Retype each record shown below, leaving every character as it is.

_ _ _ _

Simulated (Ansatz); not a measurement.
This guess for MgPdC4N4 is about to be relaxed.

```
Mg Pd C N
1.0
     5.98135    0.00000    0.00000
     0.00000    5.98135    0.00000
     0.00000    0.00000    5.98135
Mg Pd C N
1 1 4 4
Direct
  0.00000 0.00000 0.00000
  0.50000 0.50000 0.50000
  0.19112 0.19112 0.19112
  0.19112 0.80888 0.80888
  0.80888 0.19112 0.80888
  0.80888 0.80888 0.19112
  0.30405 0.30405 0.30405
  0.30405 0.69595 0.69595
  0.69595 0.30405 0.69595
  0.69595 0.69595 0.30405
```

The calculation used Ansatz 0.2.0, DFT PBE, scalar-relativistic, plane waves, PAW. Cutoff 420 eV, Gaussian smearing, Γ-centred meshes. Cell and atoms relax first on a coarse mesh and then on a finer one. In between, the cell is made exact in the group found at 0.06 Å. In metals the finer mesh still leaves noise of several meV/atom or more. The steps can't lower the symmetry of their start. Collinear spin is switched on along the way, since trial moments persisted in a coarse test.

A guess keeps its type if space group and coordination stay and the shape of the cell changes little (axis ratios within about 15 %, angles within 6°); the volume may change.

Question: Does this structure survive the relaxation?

_ _ _ _

#### Your response
Simulated (Ansatz); not a measurement.
This guess for MgPdC4N4 is about to be relaxed.

```
Mg Pd C N
1.0
     5.98135    0.00000    0.00000
     0.00000    5.98135    0.00000
     0.00000    0.00000    5.98135
Mg Pd C N
1 1 4 4
Direct
  0.00000 0.00000 0.00000
  0.50000 0.50000 0.50000
  0.19112 0.19112 0.19112
  0.19112 0.80888 0.80888
  0.80888 0.19112 0.80888
  0.80888 0.80888 0.19112
  0.30405 0.30405 0.30405
  0.30405 0.69595 0.69595
  0.69595 0.30405 0.69595
  0.69595 0.69595 0.30405
```

The calculation used Ansatz 0.2.0, DFT PBE, scalar-relativistic, plane waves, PAW. Cutoff 420 eV, Gaussian smearing, Γ-centred meshes. Cell and atoms relax first on a coarse mesh and then on a finer one. In between, the cell is made exact in the group found at 0.06 Å. In metals the finer mesh still leaves noise of several meV/atom or more. The steps can't lower the symmetry of their start. Collinear spin is switched on along the way, since trial moments persisted in a coarse test.

A guess keeps its type if space group and coordination stay and the shape of the cell changes little (axis ratios within about 15 %, angles within 6°); the volume may change.

Question: Does this structure survive the relaxation?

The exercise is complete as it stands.